(Data extracts Opens)

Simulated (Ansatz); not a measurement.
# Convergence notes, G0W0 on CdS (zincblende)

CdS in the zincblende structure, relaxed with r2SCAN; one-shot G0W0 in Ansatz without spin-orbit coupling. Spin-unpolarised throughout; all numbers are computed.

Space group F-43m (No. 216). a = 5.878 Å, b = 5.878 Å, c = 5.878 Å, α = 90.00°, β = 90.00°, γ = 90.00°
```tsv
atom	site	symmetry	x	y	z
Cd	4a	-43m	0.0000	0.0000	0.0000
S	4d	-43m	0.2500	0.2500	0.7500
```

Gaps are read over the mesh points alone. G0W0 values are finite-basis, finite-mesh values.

(Data extracts Closes)

== Work item ==
Lines after the one containing "CdS in the zincblende" are not wanted; repeat exactly each line above from the first up to and including it.

== Your response ==
Simulated (Ansatz); not a measurement.
# Convergence notes, G0W0 on CdS (zincblende)

CdS in the zincblende structure, relaxed with r2SCAN; one-shot G0W0 in Ansatz without spin-orbit coupling. Spin-unpolarised throughout; all numbers are computed.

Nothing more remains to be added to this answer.